- WORK ITEM -
Write out exactly the lines of the material below, beginning at the top and ending at the line that contains "Computed with Cantera".

####
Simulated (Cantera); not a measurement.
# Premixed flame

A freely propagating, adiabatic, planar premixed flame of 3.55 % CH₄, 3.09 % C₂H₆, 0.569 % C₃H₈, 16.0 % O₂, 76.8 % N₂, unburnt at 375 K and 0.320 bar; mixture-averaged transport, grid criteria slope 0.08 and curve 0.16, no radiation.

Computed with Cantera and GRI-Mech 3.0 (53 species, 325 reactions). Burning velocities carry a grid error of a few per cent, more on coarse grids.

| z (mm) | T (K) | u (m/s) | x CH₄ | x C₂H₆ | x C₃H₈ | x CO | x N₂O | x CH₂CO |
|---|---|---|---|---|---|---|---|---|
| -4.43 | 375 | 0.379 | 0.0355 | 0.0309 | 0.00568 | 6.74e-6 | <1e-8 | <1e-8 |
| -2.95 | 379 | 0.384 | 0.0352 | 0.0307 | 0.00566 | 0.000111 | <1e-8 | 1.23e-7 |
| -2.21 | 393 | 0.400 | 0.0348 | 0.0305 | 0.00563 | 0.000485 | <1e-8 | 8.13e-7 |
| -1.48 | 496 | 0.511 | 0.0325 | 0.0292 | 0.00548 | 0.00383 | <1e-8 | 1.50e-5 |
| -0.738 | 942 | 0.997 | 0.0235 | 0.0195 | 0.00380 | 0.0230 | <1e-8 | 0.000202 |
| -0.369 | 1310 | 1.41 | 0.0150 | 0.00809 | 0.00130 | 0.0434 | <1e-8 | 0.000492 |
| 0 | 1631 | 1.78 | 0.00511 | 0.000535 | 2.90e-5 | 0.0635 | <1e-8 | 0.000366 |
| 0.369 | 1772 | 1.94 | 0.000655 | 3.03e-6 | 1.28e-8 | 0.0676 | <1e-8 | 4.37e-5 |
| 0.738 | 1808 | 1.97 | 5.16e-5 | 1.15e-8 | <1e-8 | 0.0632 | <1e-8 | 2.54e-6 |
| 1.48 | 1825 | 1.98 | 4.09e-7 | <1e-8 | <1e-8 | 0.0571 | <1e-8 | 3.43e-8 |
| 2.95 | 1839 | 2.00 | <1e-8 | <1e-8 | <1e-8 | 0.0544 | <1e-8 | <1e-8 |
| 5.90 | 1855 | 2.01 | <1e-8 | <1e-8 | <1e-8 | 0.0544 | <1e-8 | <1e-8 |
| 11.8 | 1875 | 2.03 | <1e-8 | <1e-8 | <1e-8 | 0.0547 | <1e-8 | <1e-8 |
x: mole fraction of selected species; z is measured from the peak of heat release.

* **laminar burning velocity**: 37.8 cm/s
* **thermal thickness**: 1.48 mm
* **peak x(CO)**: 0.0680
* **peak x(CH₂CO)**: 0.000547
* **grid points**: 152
####

- WRITTEN REPLY -
Simulated (Cantera); not a measurement.
# Premixed flame

A freely propagating, adiabatic, planar premixed flame of 3.55 % CH₄, 3.09 % C₂H₆, 0.569 % C₃H₈, 16.0 % O₂, 76.8 % N₂, unburnt at 375 K and 0.320 bar; mixture-averaged transport, grid criteria slope 0.08 and curve 0.16, no radiation.

Computed with Cantera and GRI-Mech 3.0 (53 species, 325 reactions). Burning velocities carry a grid error of a few per cent, more on coarse grids.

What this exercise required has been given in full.